Restate all entries exactly.

Data records START

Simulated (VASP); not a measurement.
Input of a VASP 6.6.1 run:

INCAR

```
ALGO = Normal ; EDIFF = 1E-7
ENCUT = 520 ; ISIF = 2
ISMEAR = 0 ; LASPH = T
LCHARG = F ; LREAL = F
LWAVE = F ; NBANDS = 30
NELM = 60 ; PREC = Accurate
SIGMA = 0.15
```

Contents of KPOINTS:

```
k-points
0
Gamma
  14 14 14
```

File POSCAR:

Data records END

**Task result:**
Simulated (VASP); not a measurement.
Input of a VASP 6.6.1 run:

INCAR

```
ALGO = Normal ; EDIFF = 1E-7
ENCUT = 520 ; ISIF = 2
ISMEAR = 0 ; LASPH = T
LCHARG = F ; LREAL = F
LWAVE = F ; NBANDS = 30
NELM = 60 ; PREC = Accurate
SIGMA = 0.15
```

Contents of KPOINTS:

```
k-points
0
Gamma
  14 14 14
```

File POSCAR:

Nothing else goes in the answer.